[Supplied records Boundary: Start]

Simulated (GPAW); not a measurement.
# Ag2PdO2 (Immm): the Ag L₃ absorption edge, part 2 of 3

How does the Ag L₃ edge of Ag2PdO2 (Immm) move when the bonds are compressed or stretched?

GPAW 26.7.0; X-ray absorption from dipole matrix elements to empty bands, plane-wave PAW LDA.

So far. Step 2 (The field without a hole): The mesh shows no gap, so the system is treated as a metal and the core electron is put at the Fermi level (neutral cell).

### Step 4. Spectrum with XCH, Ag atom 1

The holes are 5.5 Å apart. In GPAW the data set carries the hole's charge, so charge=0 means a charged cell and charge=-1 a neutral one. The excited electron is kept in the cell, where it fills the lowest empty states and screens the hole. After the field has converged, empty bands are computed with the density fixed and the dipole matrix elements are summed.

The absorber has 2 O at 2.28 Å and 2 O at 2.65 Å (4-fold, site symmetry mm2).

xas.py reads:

[Supplied records Boundary: End]

Reproduce each entry in the listing character for character.

**Written reply**
Simulated (GPAW); not a measurement.
# Ag2PdO2 (Immm): the Ag L₃ absorption edge, part 2 of 3

How does the Ag L₃ edge of Ag2PdO2 (Immm) move when the bonds are compressed or stretched?

GPAW 26.7.0; X-ray absorption from dipole matrix elements to empty bands, plane-wave PAW LDA.

So far. Step 2 (The field without a hole): The mesh shows no gap, so the system is treated as a metal and the core electron is put at the Fermi level (neutral cell).

### Step 4. Spectrum with XCH, Ag atom 1

The holes are 5.5 Å apart. In GPAW the data set carries the hole's charge, so charge=0 means a charged cell and charge=-1 a neutral one. The excited electron is kept in the cell, where it fills the lowest empty states and screens the hole. After the field has converged, empty bands are computed with the density fixed and the dipole matrix elements are summed.

The absorber has 2 O at 2.28 Å and 2 O at 2.65 Å (4-fold, site symmetry mm2).

xas.py reads:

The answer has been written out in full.